=== Required action ===
Restate the entries below without a single change.

■ ■ ■ ■ ■
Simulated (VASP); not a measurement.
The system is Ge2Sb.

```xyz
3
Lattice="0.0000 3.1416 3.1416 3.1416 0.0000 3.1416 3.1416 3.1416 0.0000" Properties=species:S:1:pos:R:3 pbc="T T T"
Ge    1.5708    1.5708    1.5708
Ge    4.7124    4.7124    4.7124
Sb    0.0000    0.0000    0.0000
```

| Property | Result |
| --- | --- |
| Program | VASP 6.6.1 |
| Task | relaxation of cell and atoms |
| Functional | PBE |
■ ■ ■ ■ ■

=== Solution ===
Simulated (VASP); not a measurement.
The system is Ge2Sb.

```xyz
3
Lattice="0.0000 3.1416 3.1416 3.1416 0.0000 3.1416 3.1416 3.1416 0.0000" Properties=species:S:1:pos:R:3 pbc="T T T"
Ge    1.5708    1.5708    1.5708
Ge    4.7124    4.7124    4.7124
Sb    0.0000    0.0000    0.0000
```

| Property | Result |
| --- | --- |
| Program | VASP 6.6.1 |
| Task | relaxation of cell and atoms |
| Functional | PBE |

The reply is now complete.